▶ Brief
Your job is to write out each record exactly, leaving none out.

(Extracted records)

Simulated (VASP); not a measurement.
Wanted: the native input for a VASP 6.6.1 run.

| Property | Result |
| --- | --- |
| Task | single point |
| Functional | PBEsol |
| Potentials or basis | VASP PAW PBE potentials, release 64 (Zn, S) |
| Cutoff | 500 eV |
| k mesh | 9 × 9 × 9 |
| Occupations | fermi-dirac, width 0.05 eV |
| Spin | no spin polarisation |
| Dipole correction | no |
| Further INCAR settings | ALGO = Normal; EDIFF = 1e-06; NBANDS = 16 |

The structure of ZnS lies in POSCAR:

(End Extracted records)

▶ Task result
Simulated (VASP); not a measurement.
Wanted: the native input for a VASP 6.6.1 run.

| Property | Result |
| --- | --- |
| Task | single point |
| Functional | PBEsol |
| Potentials or basis | VASP PAW PBE potentials, release 64 (Zn, S) |
| Cutoff | 500 eV |
| k mesh | 9 × 9 × 9 |
| Occupations | fermi-dirac, width 0.05 eV |
| Spin | no spin polarisation |
| Dipole correction | no |
| Further INCAR settings | ALGO = Normal; EDIFF = 1e-06; NBANDS = 16 |

The structure of ZnS lies in POSCAR:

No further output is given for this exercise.